— RECORD SET —
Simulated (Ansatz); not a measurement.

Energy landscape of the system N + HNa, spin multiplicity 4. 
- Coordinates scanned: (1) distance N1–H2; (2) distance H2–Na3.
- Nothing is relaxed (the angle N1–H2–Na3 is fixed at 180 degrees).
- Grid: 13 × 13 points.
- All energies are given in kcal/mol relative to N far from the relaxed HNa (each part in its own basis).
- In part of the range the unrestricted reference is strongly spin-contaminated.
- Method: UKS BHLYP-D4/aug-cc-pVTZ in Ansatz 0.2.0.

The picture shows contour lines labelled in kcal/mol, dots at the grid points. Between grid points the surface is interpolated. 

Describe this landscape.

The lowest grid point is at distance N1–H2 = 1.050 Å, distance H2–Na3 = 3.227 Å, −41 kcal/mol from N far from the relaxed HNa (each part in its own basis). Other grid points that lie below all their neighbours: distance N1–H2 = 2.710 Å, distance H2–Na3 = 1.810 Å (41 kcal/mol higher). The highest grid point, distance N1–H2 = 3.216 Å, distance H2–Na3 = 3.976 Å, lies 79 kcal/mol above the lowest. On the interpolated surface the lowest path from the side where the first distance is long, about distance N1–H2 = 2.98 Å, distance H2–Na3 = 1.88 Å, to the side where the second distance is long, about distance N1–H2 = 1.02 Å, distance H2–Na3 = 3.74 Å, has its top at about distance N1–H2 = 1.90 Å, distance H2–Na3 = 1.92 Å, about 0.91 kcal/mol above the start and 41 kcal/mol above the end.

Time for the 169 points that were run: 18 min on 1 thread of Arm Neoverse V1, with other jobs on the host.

— EXERCISE —
Retype the listing from its first line onward, stopping after the line that contains "- Grid: 13 × 13 points." has been retyped in full.

— WRITTEN REPLY —
Simulated (Ansatz); not a measurement.

Energy landscape of the system N + HNa, spin multiplicity 4. 
- Coordinates scanned: (1) distance N1–H2; (2) distance H2–Na3.
- Nothing is relaxed (the angle N1–H2–Na3 is fixed at 180 degrees).
- Grid: 13 × 13 points.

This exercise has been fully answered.